▶ _WORK REQUEST_: Of all the lines in the entries below, give again exactly those starting at the line containing "## Step 1: Starting point" and ending at the line containing "## Step 2: Ground state of the crystal", both ends included, and no others.

··········

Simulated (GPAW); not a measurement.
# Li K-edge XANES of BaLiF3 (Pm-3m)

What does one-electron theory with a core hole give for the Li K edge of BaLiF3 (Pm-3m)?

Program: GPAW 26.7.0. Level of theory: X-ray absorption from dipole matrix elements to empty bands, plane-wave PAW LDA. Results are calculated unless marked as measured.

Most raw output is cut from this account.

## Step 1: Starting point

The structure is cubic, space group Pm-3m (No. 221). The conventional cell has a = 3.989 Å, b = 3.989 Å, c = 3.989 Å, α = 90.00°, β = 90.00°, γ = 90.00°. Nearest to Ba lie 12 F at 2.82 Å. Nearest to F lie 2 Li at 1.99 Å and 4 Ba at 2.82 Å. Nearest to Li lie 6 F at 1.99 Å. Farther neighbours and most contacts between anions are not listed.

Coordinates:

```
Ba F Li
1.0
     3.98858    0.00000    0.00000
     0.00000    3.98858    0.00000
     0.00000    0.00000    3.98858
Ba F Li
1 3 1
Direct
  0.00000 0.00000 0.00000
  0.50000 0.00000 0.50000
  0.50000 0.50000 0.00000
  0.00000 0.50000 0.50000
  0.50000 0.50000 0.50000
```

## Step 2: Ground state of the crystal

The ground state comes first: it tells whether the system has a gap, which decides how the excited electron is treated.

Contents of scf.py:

··········

▶ _REPLY_:
## Step 1: Starting point

The structure is cubic, space group Pm-3m (No. 221). The conventional cell has a = 3.989 Å, b = 3.989 Å, c = 3.989 Å, α = 90.00°, β = 90.00°, γ = 90.00°. Nearest to Ba lie 12 F at 2.82 Å. Nearest to F lie 2 Li at 1.99 Å and 4 Ba at 2.82 Å. Nearest to Li lie 6 F at 1.99 Å. Farther neighbours and most contacts between anions are not listed.

Coordinates:

```
Ba F Li
1.0
     3.98858    0.00000    0.00000
     0.00000    3.98858    0.00000
     0.00000    0.00000    3.98858
Ba F Li
1 3 1
Direct
  0.00000 0.00000 0.00000
  0.50000 0.00000 0.50000
  0.50000 0.50000 0.00000
  0.00000 0.50000 0.50000
  0.50000 0.50000 0.50000
```

## Step 2: Ground state of the crystal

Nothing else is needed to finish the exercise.